◆ REQUIRED ACTION
Keeping every word the same, return the listing from its first line until the line holding "(3) 0.1 GPa." has been returned as well.

◆ AVAILABLE DATA
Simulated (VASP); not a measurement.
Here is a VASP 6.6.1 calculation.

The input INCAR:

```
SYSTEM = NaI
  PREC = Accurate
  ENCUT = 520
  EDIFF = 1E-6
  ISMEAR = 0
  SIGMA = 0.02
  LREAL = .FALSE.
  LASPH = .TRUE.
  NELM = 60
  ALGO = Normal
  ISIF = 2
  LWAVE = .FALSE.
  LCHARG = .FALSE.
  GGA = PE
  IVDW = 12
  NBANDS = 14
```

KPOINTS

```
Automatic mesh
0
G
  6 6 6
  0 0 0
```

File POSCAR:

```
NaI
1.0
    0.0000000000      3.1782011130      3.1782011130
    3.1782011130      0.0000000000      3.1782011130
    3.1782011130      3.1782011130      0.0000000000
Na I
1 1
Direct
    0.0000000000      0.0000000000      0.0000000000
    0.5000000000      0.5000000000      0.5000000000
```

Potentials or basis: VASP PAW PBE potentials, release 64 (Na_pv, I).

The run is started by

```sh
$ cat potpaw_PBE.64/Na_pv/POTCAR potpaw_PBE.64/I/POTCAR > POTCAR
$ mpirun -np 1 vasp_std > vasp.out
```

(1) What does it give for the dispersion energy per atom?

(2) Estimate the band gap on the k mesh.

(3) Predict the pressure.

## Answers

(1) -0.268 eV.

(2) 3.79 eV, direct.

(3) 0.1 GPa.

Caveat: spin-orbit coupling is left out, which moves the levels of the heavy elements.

◆ TASK OUTPUT
Simulated (VASP); not a measurement.
Here is a VASP 6.6.1 calculation.

The input INCAR:

```
SYSTEM = NaI
  PREC = Accurate
  ENCUT = 520
  EDIFF = 1E-6
  ISMEAR = 0
  SIGMA = 0.02
  LREAL = .FALSE.
  LASPH = .TRUE.
  NELM = 60
  ALGO = Normal
  ISIF = 2
  LWAVE = .FALSE.
  LCHARG = .FALSE.
  GGA = PE
  IVDW = 12
  NBANDS = 14
```

KPOINTS

```
Automatic mesh
0
G
  6 6 6
  0 0 0
```

File POSCAR:

```
NaI
1.0
    0.0000000000      3.1782011130      3.1782011130
    3.1782011130      0.0000000000      3.1782011130
    3.1782011130      3.1782011130      0.0000000000
Na I
1 1
Direct
    0.0000000000      0.0000000000      0.0000000000
    0.5000000000      0.5000000000      0.5000000000
```

Potentials or basis: VASP PAW PBE potentials, release 64 (Na_pv, I).

The run is started by

```sh
$ cat potpaw_PBE.64/Na_pv/POTCAR potpaw_PBE.64/I/POTCAR > POTCAR
$ mpirun -np 1 vasp_std > vasp.out
```

(1) What does it give for the dispersion energy per atom?

(2) Estimate the band gap on the k mesh.

(3) Predict the pressure.

## Answers

(1) -0.268 eV.

(2) 3.79 eV, direct.

(3) 0.1 GPa.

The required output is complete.